• _Work item_
The records should be copied out again with no alteration.

• _Data_
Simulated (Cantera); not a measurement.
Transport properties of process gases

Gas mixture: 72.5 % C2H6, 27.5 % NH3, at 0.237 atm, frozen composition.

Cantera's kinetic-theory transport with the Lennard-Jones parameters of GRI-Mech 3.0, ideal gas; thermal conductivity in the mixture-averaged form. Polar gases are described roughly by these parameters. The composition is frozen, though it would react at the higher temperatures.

• _Your response_
Simulated (Cantera); not a measurement.
Transport properties of process gases

Gas mixture: 72.5 % C2H6, 27.5 % NH3, at 0.237 atm, frozen composition.

Cantera's kinetic-theory transport with the Lennard-Jones parameters of GRI-Mech 3.0, ideal gas; thermal conductivity in the mixture-averaged form. Polar gases are described roughly by these parameters. The composition is frozen, though it would react at the higher temperatures.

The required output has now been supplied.